→ **DATASET CONTENT**
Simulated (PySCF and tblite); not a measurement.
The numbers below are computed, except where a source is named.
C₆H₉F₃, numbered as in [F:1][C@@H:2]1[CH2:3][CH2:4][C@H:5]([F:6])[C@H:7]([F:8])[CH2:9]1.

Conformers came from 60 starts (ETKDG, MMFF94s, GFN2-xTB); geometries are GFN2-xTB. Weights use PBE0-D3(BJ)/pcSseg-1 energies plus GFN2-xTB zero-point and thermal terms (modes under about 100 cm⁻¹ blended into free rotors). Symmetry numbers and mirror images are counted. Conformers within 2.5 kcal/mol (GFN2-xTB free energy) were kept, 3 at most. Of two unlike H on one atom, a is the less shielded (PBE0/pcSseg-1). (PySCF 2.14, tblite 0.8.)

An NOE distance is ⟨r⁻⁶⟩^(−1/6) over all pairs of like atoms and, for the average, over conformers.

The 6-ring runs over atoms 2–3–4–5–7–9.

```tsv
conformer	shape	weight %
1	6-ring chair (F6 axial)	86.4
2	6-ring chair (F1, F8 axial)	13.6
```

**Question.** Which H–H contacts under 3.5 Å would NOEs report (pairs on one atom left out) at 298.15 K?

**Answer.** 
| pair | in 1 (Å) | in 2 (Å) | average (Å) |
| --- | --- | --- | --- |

→ **WORK TASK**
Each line from the top of the data, up to and including the line that contains "C₆H₉F₃, numbered as", should be set down exactly.

→ **WRITTEN ANSWER**
Simulated (PySCF and tblite); not a measurement.
The numbers below are computed, except where a source is named.
C₆H₉F₃, numbered as in [F:1][C@@H:2]1[CH2:3][CH2:4][C@H:5]([F:6])[C@H:7]([F:8])[CH2:9]1.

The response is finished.